--- Input data Enclosed Below ---

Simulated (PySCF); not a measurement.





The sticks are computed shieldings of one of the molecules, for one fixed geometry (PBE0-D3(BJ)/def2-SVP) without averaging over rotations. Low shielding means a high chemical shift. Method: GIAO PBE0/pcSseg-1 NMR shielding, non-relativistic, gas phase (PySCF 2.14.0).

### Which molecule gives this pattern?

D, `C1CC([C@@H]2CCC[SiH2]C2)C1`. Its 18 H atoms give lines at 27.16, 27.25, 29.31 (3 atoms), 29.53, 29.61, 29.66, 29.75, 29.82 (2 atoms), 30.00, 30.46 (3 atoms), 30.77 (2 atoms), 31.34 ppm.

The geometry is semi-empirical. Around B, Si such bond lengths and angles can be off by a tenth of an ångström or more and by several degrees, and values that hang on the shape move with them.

--- End of Enclosed Input data ---

All that is wanted is an exact copy of the lines above from the one with "### Which molecule gives this pattern?" through the one with "atoms), 31.34 ppm.", with both ends included.

### Which molecule gives this pattern?

D, `C1CC([C@@H]2CCC[SiH2]C2)C1`. Its 18 H atoms give lines at 27.16, 27.25, 29.31 (3 atoms), 29.53, 29.61, 29.66, 29.75, 29.82 (2 atoms), 30.00, 30.46 (3 atoms), 30.77 (2 atoms), 31.34 ppm.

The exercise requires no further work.